# [Assigned task]
Please set down every entry below exactly as given.

───── Entries provided
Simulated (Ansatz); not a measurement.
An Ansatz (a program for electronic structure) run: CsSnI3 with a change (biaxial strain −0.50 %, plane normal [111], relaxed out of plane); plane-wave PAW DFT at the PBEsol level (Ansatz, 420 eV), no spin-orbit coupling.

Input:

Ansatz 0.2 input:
──────────

# [Exercise response]
Simulated (Ansatz); not a measurement.
An Ansatz (a program for electronic structure) run: CsSnI3 with a change (biaxial strain −0.50 %, plane normal [111], relaxed out of plane); plane-wave PAW DFT at the PBEsol level (Ansatz, 420 eV), no spin-orbit coupling.

Input:

Ansatz 0.2 input:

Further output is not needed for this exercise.